● **Work order**:
Copy out the first line of the listing and every line after it, exactly, until you have copied the line containing "Donors with valley-orbit".

[Start of section]

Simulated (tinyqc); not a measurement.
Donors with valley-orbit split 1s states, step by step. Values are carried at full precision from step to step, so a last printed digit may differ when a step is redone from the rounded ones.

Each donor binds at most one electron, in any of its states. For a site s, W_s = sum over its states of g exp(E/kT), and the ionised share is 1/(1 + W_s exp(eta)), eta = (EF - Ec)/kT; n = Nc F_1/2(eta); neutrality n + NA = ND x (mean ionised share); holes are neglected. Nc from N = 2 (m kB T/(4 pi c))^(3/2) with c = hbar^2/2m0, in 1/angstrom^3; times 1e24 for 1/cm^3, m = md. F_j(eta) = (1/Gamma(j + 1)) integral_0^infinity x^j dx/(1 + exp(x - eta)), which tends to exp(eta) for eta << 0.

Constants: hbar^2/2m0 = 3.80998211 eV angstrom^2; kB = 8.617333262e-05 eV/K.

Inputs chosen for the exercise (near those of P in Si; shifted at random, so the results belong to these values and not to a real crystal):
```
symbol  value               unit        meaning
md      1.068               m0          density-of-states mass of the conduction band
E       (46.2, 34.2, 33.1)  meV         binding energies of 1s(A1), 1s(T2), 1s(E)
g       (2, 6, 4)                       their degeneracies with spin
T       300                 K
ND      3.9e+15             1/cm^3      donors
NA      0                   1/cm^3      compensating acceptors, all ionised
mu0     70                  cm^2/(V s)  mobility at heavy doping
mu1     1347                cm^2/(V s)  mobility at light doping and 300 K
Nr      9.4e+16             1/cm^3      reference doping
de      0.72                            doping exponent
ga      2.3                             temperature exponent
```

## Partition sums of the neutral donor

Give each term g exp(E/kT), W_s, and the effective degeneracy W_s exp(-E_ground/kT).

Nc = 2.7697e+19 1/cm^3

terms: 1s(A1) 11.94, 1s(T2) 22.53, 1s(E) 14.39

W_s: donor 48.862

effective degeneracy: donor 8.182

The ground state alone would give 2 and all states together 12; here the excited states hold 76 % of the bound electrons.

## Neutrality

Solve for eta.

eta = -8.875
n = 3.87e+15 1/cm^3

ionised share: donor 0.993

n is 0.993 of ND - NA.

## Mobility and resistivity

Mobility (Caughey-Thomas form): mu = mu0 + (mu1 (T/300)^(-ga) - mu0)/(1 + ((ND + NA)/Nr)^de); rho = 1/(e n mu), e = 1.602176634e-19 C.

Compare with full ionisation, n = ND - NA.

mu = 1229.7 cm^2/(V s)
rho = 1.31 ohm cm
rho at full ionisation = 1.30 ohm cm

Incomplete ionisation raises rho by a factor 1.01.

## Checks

[End of section]

● **Problem solution**:
Simulated (tinyqc); not a measurement.
Donors with valley-orbit split 1s states, step by step. Values are carried at full precision from step to step, so a last printed digit may differ when a step is redone from the rounded ones.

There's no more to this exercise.